Required action. Copy, exactly and without additions, every line in the records below from the one holding "Alike in both" through the one holding "pressure (GPa): 6.6.", both ends included.

Record excerpts.
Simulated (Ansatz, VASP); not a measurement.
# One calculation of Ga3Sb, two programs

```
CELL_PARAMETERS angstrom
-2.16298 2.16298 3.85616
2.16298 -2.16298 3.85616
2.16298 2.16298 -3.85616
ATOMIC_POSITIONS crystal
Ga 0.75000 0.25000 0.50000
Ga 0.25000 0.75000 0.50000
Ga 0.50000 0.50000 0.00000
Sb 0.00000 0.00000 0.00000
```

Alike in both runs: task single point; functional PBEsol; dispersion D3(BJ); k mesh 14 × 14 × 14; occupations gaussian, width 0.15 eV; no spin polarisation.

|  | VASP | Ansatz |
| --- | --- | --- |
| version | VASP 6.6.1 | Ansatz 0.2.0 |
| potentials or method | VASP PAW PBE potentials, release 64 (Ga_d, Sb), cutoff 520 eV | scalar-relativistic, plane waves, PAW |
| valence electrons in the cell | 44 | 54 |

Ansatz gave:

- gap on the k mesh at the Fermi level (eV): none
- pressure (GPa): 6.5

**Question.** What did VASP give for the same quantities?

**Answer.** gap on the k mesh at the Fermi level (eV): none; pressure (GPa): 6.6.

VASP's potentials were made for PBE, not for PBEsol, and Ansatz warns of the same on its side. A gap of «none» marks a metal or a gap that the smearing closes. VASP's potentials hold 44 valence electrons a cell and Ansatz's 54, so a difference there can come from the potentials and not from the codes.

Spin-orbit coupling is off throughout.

Reply.
Alike in both runs: task single point; functional PBEsol; dispersion D3(BJ); k mesh 14 × 14 × 14; occupations gaussian, width 0.15 eV; no spin polarisation.

|  | VASP | Ansatz |
| --- | --- | --- |
| version | VASP 6.6.1 | Ansatz 0.2.0 |
| potentials or method | VASP PAW PBE potentials, release 64 (Ga_d, Sb), cutoff 520 eV | scalar-relativistic, plane waves, PAW |
| valence electrons in the cell | 44 | 54 |

Ansatz gave:

- gap on the k mesh at the Fermi level (eV): none
- pressure (GPa): 6.5

**Question.** What did VASP give for the same quantities?

**Answer.** gap on the k mesh at the Fermi level (eV): none; pressure (GPa): 6.6.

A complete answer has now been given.